> [Required action] The lines from the start of the data through the line with "It is cubic, Fm-3m" are to be returned verbatim; all later lines are to be omitted.

################

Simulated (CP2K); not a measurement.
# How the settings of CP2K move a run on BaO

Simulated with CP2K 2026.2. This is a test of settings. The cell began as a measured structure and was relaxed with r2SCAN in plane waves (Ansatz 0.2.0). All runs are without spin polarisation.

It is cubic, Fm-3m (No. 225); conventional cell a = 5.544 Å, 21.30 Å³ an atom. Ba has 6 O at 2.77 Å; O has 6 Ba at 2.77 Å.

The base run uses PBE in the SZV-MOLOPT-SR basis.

################

> [Exercise result]
Simulated (CP2K); not a measurement.
# How the settings of CP2K move a run on BaO

Simulated with CP2K 2026.2. This is a test of settings. The cell began as a measured structure and was relaxed with r2SCAN in plane waves (Ansatz 0.2.0). All runs are without spin polarisation.

It is cubic, Fm-3m (No. 225); conventional cell a = 5.544 Å, 21.30 Å³ an atom. Ba has 6 O at 2.77 Å; O has 6 Ba at 2.77 Å.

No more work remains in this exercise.